Data provided:
******************************

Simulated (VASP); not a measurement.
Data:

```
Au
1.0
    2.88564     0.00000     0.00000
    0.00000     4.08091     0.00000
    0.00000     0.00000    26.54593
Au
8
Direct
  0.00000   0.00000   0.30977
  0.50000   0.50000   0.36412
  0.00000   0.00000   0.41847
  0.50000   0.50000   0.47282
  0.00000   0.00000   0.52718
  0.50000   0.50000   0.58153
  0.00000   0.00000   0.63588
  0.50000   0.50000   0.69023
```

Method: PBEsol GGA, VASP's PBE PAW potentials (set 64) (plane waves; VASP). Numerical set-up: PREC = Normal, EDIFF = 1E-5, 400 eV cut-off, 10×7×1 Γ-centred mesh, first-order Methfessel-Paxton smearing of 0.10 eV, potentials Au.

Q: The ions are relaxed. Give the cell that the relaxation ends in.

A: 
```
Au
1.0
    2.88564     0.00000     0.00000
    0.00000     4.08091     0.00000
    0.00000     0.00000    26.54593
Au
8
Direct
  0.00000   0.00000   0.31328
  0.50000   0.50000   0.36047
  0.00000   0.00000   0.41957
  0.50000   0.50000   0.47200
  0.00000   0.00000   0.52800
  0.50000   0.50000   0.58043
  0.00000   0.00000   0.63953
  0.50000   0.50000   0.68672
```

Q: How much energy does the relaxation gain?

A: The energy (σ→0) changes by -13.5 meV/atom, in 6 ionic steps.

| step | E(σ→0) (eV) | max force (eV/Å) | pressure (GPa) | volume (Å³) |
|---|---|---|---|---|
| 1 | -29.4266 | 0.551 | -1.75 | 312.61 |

******************************

Brief:
Return the entries above exactly, each one complete.

Exercise response:
Simulated (VASP); not a measurement.
Data:

```
Au
1.0
    2.88564     0.00000     0.00000
    0.00000     4.08091     0.00000
    0.00000     0.00000    26.54593
Au
8
Direct
  0.00000   0.00000   0.30977
  0.50000   0.50000   0.36412
  0.00000   0.00000   0.41847
  0.50000   0.50000   0.47282
  0.00000   0.00000   0.52718
  0.50000   0.50000   0.58153
  0.00000   0.00000   0.63588
  0.50000   0.50000   0.69023
```

Method: PBEsol GGA, VASP's PBE PAW potentials (set 64) (plane waves; VASP). Numerical set-up: PREC = Normal, EDIFF = 1E-5, 400 eV cut-off, 10×7×1 Γ-centred mesh, first-order Methfessel-Paxton smearing of 0.10 eV, potentials Au.

Q: The ions are relaxed. Give the cell that the relaxation ends in.

A: 
```
Au
1.0
    2.88564     0.00000     0.00000
    0.00000     4.08091     0.00000
    0.00000     0.00000    26.54593
Au
8
Direct
  0.00000   0.00000   0.31328
  0.50000   0.50000   0.36047
  0.00000   0.00000   0.41957
  0.50000   0.50000   0.47200
  0.00000   0.00000   0.52800
  0.50000   0.50000   0.58043
  0.00000   0.00000   0.63953
  0.50000   0.50000   0.68672
```

Q: How much energy does the relaxation gain?

A: The energy (σ→0) changes by -13.5 meV/atom, in 6 ionic steps.

| step | E(σ→0) (eV) | max force (eV/Å) | pressure (GPa) | volume (Å³) |
|---|---|---|---|---|
| 1 | -29.4266 | 0.551 | -1.75 | 312.61 |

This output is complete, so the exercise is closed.